**Provided records:**
################

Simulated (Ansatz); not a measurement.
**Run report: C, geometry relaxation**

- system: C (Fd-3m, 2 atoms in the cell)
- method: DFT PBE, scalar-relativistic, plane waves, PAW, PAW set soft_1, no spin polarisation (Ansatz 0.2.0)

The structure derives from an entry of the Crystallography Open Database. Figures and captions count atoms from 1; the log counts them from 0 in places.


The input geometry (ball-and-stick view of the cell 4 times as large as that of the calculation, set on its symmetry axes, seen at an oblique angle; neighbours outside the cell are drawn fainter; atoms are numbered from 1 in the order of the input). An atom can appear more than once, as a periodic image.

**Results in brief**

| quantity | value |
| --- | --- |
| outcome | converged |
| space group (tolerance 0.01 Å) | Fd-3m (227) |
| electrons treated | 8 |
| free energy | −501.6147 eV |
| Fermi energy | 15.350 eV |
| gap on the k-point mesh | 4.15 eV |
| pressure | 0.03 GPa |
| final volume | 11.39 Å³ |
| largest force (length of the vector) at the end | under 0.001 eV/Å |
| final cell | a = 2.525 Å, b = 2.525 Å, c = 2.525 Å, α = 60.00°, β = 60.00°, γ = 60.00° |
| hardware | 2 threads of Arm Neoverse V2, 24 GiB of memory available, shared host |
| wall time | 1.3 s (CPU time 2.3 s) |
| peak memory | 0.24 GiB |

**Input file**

################

Look above for the line with "shared host |" and the line with "memory | 0.24 GiB |". Retype those two lines and every line between them exactly, adding nothing.

| hardware | 2 threads of Arm Neoverse V2, 24 GiB of memory available, shared host |
| wall time | 1.3 s (CPU time 2.3 s) |
| peak memory | 0.24 GiB |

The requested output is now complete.